> EXERCISE: Please return the entries, omitting and altering nothing.

> DATASET RECORDS:
::::::

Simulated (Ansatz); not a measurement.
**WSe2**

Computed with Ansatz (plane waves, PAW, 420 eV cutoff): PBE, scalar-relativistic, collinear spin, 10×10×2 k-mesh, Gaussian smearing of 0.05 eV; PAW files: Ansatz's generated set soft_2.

::::::

> RESPONSE:
Simulated (Ansatz); not a measurement.
**WSe2**

Computed with Ansatz (plane waves, PAW, 420 eV cutoff): PBE, scalar-relativistic, collinear spin, 10×10×2 k-mesh, Gaussian smearing of 0.05 eV; PAW files: Ansatz's generated set soft_2.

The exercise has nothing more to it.